> _Given entries_:
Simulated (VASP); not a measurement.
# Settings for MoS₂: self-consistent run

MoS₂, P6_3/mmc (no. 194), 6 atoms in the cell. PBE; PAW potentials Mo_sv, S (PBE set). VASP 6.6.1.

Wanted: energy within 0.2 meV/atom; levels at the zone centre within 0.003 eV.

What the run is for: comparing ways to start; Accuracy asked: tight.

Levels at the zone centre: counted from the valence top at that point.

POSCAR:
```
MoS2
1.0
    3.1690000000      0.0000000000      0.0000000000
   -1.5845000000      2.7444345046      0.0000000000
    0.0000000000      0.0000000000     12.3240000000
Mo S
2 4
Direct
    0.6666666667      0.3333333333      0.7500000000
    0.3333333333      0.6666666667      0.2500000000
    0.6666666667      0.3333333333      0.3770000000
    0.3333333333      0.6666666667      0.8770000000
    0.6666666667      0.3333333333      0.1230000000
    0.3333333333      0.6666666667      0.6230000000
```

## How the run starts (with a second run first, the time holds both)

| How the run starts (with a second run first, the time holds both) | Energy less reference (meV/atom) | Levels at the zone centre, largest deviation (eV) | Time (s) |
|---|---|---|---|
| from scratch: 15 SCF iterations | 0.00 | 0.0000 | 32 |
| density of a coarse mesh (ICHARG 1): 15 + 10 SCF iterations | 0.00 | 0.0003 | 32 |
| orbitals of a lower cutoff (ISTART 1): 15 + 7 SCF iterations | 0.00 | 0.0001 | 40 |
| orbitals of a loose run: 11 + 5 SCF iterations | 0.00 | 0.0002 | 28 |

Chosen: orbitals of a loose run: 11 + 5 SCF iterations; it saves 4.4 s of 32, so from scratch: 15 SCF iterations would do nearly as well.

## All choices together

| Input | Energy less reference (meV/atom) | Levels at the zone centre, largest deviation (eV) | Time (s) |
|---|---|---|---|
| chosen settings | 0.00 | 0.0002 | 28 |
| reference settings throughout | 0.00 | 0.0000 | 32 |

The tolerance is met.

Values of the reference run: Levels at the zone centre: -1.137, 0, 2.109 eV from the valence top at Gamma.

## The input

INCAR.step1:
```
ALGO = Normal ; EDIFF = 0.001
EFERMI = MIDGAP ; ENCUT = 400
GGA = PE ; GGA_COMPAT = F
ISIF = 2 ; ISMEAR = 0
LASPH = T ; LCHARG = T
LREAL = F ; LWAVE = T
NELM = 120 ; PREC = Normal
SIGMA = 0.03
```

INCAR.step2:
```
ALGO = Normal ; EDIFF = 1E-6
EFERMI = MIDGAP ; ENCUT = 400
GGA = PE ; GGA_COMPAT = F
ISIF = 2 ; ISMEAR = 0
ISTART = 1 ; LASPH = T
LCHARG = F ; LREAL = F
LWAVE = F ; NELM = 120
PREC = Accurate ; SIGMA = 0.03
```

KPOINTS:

> _Work instruction_: What is wanted is every line from the first line of the entries through the line that contains "## How the run", given again exactly.

> _Problem solution_:
Simulated (VASP); not a measurement.
# Settings for MoS₂: self-consistent run

MoS₂, P6_3/mmc (no. 194), 6 atoms in the cell. PBE; PAW potentials Mo_sv, S (PBE set). VASP 6.6.1.

Wanted: energy within 0.2 meV/atom; levels at the zone centre within 0.003 eV.

What the run is for: comparing ways to start; Accuracy asked: tight.

Levels at the zone centre: counted from the valence top at that point.

POSCAR:
```
MoS2
1.0
    3.1690000000      0.0000000000      0.0000000000
   -1.5845000000      2.7444345046      0.0000000000
    0.0000000000      0.0000000000     12.3240000000
Mo S
2 4
Direct
    0.6666666667      0.3333333333      0.7500000000
    0.3333333333      0.6666666667      0.2500000000
    0.6666666667      0.3333333333      0.3770000000
    0.3333333333      0.6666666667      0.8770000000
    0.6666666667      0.3333333333      0.1230000000
    0.3333333333      0.6666666667      0.6230000000
```

## How the run starts (with a second run first, the time holds both)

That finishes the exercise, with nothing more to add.